SUPPLIED MATERIAL below:

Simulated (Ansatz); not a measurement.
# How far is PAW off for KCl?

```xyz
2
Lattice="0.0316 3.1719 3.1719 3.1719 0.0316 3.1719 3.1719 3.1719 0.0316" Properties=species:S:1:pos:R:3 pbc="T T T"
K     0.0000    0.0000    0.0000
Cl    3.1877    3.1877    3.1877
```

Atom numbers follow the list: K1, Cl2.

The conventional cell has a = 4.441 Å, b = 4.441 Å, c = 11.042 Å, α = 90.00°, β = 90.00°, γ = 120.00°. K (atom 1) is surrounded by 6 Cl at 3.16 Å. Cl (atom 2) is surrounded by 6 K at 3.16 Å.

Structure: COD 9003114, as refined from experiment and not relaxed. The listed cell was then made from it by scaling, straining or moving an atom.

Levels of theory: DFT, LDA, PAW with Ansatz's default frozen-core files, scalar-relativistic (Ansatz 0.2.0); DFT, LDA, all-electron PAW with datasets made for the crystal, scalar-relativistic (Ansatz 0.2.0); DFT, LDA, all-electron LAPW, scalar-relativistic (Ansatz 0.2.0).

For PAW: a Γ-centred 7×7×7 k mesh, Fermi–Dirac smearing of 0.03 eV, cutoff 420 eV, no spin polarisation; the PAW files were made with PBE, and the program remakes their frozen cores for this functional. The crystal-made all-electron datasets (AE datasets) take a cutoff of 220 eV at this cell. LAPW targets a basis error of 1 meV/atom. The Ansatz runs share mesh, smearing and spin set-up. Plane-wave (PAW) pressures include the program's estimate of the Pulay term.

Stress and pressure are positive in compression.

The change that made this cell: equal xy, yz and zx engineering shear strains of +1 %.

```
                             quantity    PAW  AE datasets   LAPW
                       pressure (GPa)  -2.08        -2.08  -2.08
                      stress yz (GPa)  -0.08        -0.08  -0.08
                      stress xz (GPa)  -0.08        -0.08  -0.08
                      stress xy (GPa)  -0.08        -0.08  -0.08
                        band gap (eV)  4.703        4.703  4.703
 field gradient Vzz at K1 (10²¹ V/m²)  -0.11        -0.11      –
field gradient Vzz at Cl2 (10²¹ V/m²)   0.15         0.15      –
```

End of SUPPLIED MATERIAL.

WORK ITEM:
Reproduce precisely, and with no line left out, each line from the top of the entries through the line that carries "Atom numbers follow the list: K1, Cl2.".

WRITTEN SOLUTION:
Simulated (Ansatz); not a measurement.
# How far is PAW off for KCl?

```xyz
2
Lattice="0.0316 3.1719 3.1719 3.1719 0.0316 3.1719 3.1719 3.1719 0.0316" Properties=species:S:1:pos:R:3 pbc="T T T"
K     0.0000    0.0000    0.0000
Cl    3.1877    3.1877    3.1877
```

Atom numbers follow the list: K1, Cl2.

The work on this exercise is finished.